■ ■ ■ ■ ■

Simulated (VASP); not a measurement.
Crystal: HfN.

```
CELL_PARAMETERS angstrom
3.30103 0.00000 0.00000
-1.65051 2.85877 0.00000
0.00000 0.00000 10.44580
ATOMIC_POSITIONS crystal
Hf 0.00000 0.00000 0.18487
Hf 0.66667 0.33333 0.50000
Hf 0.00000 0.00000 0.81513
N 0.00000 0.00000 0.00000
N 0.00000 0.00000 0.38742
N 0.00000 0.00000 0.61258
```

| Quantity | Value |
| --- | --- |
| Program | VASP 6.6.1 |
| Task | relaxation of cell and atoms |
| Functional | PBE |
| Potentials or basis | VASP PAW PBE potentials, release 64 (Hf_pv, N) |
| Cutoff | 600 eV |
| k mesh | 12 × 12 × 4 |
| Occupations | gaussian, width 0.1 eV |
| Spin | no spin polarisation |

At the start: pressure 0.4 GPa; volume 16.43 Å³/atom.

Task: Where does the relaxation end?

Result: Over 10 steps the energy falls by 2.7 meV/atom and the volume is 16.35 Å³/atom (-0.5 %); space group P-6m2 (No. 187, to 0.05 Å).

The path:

■ ■ ■ ■ ■

WORK TASK:
Write out every record, exactly as written.

WRITTEN RESPONSE:
Simulated (VASP); not a measurement.
Crystal: HfN.

```
CELL_PARAMETERS angstrom
3.30103 0.00000 0.00000
-1.65051 2.85877 0.00000
0.00000 0.00000 10.44580
ATOMIC_POSITIONS crystal
Hf 0.00000 0.00000 0.18487
Hf 0.66667 0.33333 0.50000
Hf 0.00000 0.00000 0.81513
N 0.00000 0.00000 0.00000
N 0.00000 0.00000 0.38742
N 0.00000 0.00000 0.61258
```

| Quantity | Value |
| --- | --- |
| Program | VASP 6.6.1 |
| Task | relaxation of cell and atoms |
| Functional | PBE |
| Potentials or basis | VASP PAW PBE potentials, release 64 (Hf_pv, N) |
| Cutoff | 600 eV |
| k mesh | 12 × 12 × 4 |
| Occupations | gaussian, width 0.1 eV |
| Spin | no spin polarisation |

At the start: pressure 0.4 GPa; volume 16.43 Å³/atom.

Task: Where does the relaxation end?

Result: Over 10 steps the energy falls by 2.7 meV/atom and the volume is 16.35 Å³/atom (-0.5 %); space group P-6m2 (No. 187, to 0.05 Å).

The path:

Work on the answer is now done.